▶ _Work request_
For the listing below, output exactly the lines from the line with "HOMO−4→LUMO+1 11 % |" up to and including the line with "HOMO→LUMO+1 89 % |", and no other lines.

= = = = = = =

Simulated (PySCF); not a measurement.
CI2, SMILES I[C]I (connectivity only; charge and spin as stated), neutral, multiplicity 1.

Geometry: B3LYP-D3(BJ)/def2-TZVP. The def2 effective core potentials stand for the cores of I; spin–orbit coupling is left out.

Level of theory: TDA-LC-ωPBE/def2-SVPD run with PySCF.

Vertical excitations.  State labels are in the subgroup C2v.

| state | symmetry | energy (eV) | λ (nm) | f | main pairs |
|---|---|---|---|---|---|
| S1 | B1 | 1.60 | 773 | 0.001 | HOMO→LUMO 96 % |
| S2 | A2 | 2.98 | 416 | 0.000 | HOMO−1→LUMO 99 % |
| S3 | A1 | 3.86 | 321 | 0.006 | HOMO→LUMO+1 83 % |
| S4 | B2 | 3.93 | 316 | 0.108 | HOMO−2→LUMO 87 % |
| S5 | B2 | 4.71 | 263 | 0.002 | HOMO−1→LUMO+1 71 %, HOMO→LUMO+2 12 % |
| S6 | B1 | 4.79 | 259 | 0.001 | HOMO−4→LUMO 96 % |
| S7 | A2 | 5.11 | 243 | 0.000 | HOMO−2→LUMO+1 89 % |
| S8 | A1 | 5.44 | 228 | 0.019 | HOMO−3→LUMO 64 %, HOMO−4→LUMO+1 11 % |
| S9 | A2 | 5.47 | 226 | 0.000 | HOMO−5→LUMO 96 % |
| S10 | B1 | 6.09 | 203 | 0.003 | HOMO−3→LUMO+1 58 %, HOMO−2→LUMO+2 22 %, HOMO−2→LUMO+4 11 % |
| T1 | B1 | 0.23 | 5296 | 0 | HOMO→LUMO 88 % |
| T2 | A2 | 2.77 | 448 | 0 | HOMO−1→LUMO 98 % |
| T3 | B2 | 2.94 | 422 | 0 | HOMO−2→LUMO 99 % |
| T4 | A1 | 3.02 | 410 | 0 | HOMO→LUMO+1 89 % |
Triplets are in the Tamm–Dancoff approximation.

= = = = = = =

▶ _Task result_
| S8 | A1 | 5.44 | 228 | 0.019 | HOMO−3→LUMO 64 %, HOMO−4→LUMO+1 11 % |
| S9 | A2 | 5.47 | 226 | 0.000 | HOMO−5→LUMO 96 % |
| S10 | B1 | 6.09 | 203 | 0.003 | HOMO−3→LUMO+1 58 %, HOMO−2→LUMO+2 22 %, HOMO−2→LUMO+4 11 % |
| T1 | B1 | 0.23 | 5296 | 0 | HOMO→LUMO 88 % |
| T2 | A2 | 2.77 | 448 | 0 | HOMO−1→LUMO 98 % |
| T3 | B2 | 2.94 | 422 | 0 | HOMO−2→LUMO 99 % |
| T4 | A1 | 3.02 | 410 | 0 | HOMO→LUMO+1 89 % |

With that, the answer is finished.